Extracted material below:

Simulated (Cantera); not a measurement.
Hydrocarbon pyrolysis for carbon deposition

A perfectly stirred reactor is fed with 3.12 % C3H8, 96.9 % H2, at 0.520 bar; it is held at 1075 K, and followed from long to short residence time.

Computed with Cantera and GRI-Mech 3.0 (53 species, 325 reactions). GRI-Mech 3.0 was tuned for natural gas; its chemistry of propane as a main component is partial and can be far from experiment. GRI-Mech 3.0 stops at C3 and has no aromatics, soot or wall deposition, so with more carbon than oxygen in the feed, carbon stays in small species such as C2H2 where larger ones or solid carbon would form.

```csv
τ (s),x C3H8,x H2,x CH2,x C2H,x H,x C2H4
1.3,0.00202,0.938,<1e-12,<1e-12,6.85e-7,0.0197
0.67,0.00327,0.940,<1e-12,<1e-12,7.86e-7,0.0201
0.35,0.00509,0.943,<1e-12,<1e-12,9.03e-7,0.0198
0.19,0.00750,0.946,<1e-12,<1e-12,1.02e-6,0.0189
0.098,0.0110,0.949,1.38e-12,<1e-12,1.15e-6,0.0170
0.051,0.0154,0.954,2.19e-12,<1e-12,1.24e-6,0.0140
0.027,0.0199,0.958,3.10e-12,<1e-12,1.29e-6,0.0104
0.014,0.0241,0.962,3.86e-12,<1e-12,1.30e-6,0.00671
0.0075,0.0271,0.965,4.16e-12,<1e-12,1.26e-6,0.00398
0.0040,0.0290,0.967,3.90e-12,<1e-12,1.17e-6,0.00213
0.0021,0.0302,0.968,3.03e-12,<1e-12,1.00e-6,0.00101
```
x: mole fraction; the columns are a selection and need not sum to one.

End of Extracted material.

**Action item:** What is needed is an exact copy of the entries above, from the first line through the line holding "A perfectly stirred", with both of those lines kept; please give nothing else.

**Exercise solution:**
Simulated (Cantera); not a measurement.
Hydrocarbon pyrolysis for carbon deposition

A perfectly stirred reactor is fed with 3.12 % C3H8, 96.9 % H2, at 0.520 bar; it is held at 1075 K, and followed from long to short residence time.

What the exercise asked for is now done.